» Work item
Faithfully repeat all of the records, as they are written below.

● ● ●
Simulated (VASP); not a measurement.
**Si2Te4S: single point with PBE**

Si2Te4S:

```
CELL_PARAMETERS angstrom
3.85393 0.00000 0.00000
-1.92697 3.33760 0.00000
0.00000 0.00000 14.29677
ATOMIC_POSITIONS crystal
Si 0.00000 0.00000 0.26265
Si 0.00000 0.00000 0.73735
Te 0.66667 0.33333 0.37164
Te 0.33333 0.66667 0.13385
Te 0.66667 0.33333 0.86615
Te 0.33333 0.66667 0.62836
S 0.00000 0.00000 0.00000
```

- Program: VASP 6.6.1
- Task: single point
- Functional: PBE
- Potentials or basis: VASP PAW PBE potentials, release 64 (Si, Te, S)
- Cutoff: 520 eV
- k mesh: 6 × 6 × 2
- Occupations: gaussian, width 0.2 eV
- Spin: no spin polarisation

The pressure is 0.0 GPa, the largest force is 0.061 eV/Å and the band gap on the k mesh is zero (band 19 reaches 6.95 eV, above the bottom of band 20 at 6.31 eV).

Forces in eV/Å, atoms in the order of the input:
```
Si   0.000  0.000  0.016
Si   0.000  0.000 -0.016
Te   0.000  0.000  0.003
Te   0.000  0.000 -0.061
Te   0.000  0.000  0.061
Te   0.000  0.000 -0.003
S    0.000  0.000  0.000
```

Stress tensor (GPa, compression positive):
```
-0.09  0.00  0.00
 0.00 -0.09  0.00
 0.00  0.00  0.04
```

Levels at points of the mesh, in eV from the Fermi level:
● ● ●

» Task result
Simulated (VASP); not a measurement.
**Si2Te4S: single point with PBE**

Si2Te4S:

```
CELL_PARAMETERS angstrom
3.85393 0.00000 0.00000
-1.92697 3.33760 0.00000
0.00000 0.00000 14.29677
ATOMIC_POSITIONS crystal
Si 0.00000 0.00000 0.26265
Si 0.00000 0.00000 0.73735
Te 0.66667 0.33333 0.37164
Te 0.33333 0.66667 0.13385
Te 0.66667 0.33333 0.86615
Te 0.33333 0.66667 0.62836
S 0.00000 0.00000 0.00000
```

- Program: VASP 6.6.1
- Task: single point
- Functional: PBE
- Potentials or basis: VASP PAW PBE potentials, release 64 (Si, Te, S)
- Cutoff: 520 eV
- k mesh: 6 × 6 × 2
- Occupations: gaussian, width 0.2 eV
- Spin: no spin polarisation

The pressure is 0.0 GPa, the largest force is 0.061 eV/Å and the band gap on the k mesh is zero (band 19 reaches 6.95 eV, above the bottom of band 20 at 6.31 eV).

Forces in eV/Å, atoms in the order of the input:
```
Si   0.000  0.000  0.016
Si   0.000  0.000 -0.016
Te   0.000  0.000  0.003
Te   0.000  0.000 -0.061
Te   0.000  0.000  0.061
Te   0.000  0.000 -0.003
S    0.000  0.000  0.000
```

Stress tensor (GPa, compression positive):
```
-0.09  0.00  0.00
 0.00 -0.09  0.00
 0.00  0.00  0.04
```

Levels at points of the mesh, in eV from the Fermi level:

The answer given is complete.